● Material supplied:
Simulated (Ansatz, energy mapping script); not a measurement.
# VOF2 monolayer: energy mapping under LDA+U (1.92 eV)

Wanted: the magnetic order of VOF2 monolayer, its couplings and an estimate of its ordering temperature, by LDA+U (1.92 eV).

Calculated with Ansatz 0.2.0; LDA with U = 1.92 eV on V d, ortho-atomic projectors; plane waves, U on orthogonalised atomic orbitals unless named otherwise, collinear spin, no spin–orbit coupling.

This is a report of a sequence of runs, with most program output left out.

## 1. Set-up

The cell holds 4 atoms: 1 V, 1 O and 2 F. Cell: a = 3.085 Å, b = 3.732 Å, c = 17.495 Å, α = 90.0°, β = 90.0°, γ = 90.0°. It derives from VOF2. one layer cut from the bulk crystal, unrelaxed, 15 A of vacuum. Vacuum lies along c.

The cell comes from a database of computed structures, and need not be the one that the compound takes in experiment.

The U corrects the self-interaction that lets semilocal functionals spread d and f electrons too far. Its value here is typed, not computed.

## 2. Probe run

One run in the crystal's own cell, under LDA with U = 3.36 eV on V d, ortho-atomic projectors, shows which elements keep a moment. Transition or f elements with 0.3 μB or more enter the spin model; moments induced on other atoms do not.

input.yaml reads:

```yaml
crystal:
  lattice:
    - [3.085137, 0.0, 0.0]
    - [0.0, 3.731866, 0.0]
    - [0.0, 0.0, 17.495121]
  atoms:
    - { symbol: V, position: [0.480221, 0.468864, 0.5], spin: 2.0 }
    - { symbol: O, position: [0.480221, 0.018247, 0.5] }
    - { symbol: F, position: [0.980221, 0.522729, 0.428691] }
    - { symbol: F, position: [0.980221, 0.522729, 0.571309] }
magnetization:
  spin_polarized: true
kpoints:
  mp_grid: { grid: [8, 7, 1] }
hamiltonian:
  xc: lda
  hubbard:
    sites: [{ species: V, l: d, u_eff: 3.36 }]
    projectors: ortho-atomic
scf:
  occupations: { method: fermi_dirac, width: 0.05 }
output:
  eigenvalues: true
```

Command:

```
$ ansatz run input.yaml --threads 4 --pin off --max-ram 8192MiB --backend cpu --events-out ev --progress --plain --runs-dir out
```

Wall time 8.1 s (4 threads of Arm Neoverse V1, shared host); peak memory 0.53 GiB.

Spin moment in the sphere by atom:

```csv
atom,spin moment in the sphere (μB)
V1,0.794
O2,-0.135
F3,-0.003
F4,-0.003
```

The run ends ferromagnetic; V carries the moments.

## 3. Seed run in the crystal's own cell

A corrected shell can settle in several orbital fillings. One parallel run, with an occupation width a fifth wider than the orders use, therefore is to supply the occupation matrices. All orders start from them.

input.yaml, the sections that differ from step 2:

● Exercise: Copy the lines above exactly, beginning at the line that has "Wall time 8.1" and stopping after the line that has "The run ends", and omit the rest.

● Written solution:
Wall time 8.1 s (4 threads of Arm Neoverse V1, shared host); peak memory 0.53 GiB.

Spin moment in the sphere by atom:

```csv
atom,spin moment in the sphere (μB)
V1,0.794
O2,-0.135
F3,-0.003
F4,-0.003
```

The run ends ferromagnetic; V carries the moments.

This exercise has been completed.